START Entries shown
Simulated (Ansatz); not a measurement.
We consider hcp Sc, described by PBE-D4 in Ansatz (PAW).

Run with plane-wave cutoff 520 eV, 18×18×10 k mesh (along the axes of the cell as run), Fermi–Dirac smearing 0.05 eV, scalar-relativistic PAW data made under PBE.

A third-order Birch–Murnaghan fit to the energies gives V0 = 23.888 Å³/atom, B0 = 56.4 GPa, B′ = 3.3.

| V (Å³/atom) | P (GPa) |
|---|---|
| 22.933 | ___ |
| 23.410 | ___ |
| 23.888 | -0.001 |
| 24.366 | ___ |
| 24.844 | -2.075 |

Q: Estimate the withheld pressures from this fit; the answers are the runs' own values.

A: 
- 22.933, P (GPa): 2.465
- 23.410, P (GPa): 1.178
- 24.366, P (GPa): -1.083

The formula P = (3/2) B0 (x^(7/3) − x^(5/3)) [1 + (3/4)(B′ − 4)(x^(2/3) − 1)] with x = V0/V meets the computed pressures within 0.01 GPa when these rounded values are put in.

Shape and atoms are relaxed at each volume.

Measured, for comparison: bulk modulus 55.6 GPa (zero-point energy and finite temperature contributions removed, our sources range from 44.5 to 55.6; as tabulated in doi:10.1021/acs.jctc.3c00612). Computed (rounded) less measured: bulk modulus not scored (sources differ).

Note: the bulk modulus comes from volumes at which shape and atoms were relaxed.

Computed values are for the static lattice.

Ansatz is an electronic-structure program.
END Entries shown

**Activity:** From the beginning of the listing above down to the line with "- 24.366, P (GPa): -1.083", every line should be restated exactly.

**Written solution:**
Simulated (Ansatz); not a measurement.
We consider hcp Sc, described by PBE-D4 in Ansatz (PAW).

Run with plane-wave cutoff 520 eV, 18×18×10 k mesh (along the axes of the cell as run), Fermi–Dirac smearing 0.05 eV, scalar-relativistic PAW data made under PBE.

A third-order Birch–Murnaghan fit to the energies gives V0 = 23.888 Å³/atom, B0 = 56.4 GPa, B′ = 3.3.

| V (Å³/atom) | P (GPa) |
|---|---|
| 22.933 | ___ |
| 23.410 | ___ |
| 23.888 | -0.001 |
| 24.366 | ___ |
| 24.844 | -2.075 |

Q: Estimate the withheld pressures from this fit; the answers are the runs' own values.

A: 
- 22.933, P (GPa): 2.465
- 23.410, P (GPa): 1.178
- 24.366, P (GPa): -1.083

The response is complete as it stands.